**WORK INSTRUCTION**
Reproduce the records below exactly, but only between the lines holding "(Å) | P (GPa) |" and "0.0467 | 6.77 |", inclusive.

:: RECORD SET ::

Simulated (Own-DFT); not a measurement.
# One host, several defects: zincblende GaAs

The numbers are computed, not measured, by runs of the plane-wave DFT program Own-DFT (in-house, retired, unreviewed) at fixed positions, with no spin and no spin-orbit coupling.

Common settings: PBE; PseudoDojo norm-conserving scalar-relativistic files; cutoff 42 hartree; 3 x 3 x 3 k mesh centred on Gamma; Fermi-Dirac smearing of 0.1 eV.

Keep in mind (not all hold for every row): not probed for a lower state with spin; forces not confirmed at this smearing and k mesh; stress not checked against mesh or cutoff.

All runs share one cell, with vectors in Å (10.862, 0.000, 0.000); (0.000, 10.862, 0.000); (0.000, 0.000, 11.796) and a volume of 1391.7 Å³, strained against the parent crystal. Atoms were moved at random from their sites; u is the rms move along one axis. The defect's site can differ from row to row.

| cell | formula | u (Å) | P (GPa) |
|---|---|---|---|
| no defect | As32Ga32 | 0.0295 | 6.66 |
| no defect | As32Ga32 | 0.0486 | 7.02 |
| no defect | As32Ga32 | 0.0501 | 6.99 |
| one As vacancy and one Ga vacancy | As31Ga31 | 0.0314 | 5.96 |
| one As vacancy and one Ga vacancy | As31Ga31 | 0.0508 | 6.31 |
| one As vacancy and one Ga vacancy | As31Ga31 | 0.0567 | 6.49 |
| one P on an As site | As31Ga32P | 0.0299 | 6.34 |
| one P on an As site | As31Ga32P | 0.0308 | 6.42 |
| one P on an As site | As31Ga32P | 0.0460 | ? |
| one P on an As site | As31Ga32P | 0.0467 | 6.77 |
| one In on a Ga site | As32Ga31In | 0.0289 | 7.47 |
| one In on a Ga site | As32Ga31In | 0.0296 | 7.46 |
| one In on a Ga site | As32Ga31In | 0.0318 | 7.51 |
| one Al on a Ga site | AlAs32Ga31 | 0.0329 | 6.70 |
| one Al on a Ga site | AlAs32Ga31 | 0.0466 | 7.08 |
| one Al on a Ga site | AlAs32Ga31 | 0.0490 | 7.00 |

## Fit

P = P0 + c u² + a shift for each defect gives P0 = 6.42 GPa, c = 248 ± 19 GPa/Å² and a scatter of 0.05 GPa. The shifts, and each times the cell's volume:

:::

**TASK OUTPUT**
| cell | formula | u (Å) | P (GPa) |
|---|---|---|---|
| no defect | As32Ga32 | 0.0295 | 6.66 |
| no defect | As32Ga32 | 0.0486 | 7.02 |
| no defect | As32Ga32 | 0.0501 | 6.99 |
| one As vacancy and one Ga vacancy | As31Ga31 | 0.0314 | 5.96 |
| one As vacancy and one Ga vacancy | As31Ga31 | 0.0508 | 6.31 |
| one As vacancy and one Ga vacancy | As31Ga31 | 0.0567 | 6.49 |
| one P on an As site | As31Ga32P | 0.0299 | 6.34 |
| one P on an As site | As31Ga32P | 0.0308 | 6.42 |
| one P on an As site | As31Ga32P | 0.0460 | ? |
| one P on an As site | As31Ga32P | 0.0467 | 6.77 |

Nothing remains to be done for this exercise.